* **Work task**
This task calls for every line of the material to be output verbatim.

* **Provided records**
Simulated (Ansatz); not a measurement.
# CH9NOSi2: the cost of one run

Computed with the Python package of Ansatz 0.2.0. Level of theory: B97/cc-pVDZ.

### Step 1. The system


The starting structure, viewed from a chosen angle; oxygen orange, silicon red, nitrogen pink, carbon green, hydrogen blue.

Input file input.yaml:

* **Worked solution**
Simulated (Ansatz); not a measurement.
# CH9NOSi2: the cost of one run

Computed with the Python package of Ansatz 0.2.0. Level of theory: B97/cc-pVDZ.

### Step 1. The system


The starting structure, viewed from a chosen angle; oxygen orange, silicon red, nitrogen pink, carbon green, hydrogen blue.

Input file input.yaml:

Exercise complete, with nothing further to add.